□ □ □ □ □ □ □

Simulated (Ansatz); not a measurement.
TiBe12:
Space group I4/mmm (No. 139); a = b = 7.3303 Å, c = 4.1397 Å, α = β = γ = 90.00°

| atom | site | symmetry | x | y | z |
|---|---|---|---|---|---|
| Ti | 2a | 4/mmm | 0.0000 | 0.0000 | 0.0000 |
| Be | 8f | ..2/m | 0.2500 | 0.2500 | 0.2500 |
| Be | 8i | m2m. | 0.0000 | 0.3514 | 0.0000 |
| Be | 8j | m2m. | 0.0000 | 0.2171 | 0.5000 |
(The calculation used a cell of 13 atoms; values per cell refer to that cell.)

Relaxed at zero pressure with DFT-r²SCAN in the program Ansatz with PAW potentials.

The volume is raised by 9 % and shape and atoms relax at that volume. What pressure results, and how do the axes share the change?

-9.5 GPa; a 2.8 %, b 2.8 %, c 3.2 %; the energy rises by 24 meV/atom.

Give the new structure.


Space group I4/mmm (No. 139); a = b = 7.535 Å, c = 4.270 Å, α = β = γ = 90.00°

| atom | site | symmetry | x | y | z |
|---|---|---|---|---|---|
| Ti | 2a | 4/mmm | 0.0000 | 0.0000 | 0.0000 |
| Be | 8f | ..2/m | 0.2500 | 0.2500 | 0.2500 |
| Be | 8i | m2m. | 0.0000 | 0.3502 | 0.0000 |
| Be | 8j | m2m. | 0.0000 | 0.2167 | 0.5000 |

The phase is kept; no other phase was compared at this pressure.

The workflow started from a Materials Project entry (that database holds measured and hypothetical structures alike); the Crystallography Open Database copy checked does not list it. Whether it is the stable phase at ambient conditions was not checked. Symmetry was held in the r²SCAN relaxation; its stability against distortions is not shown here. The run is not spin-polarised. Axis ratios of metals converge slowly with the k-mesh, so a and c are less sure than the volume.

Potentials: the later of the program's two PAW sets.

□ □ □ □ □ □ □

Assigned task =
Keep both end lines and retype everything in the records above from the line containing "0.2171 | 0.5000 |" through the line containing "The workflow started", exactly, with nothing else.

Exercise output =
| Be | 8j | m2m. | 0.0000 | 0.2171 | 0.5000 |
(The calculation used a cell of 13 atoms; values per cell refer to that cell.)

Relaxed at zero pressure with DFT-r²SCAN in the program Ansatz with PAW potentials.

The volume is raised by 9 % and shape and atoms relax at that volume. What pressure results, and how do the axes share the change?

-9.5 GPa; a 2.8 %, b 2.8 %, c 3.2 %; the energy rises by 24 meV/atom.

Give the new structure.


Space group I4/mmm (No. 139); a = b = 7.535 Å, c = 4.270 Å, α = β = γ = 90.00°

| atom | site | symmetry | x | y | z |
|---|---|---|---|---|---|
| Ti | 2a | 4/mmm | 0.0000 | 0.0000 | 0.0000 |
| Be | 8f | ..2/m | 0.2500 | 0.2500 | 0.2500 |
| Be | 8i | m2m. | 0.0000 | 0.3502 | 0.0000 |
| Be | 8j | m2m. | 0.0000 | 0.2167 | 0.5000 |

The phase is kept; no other phase was compared at this pressure.

The workflow started from a Materials Project entry (that database holds measured and hypothetical structures alike); the Crystallography Open Database copy checked does not list it. Whether it is the stable phase at ambient conditions was not checked. Symmetry was held in the r²SCAN relaxation; its stability against distortions is not shown here. The run is not spin-polarised. Axis ratios of metals converge slowly with the k-mesh, so a and c are less sure than the volume.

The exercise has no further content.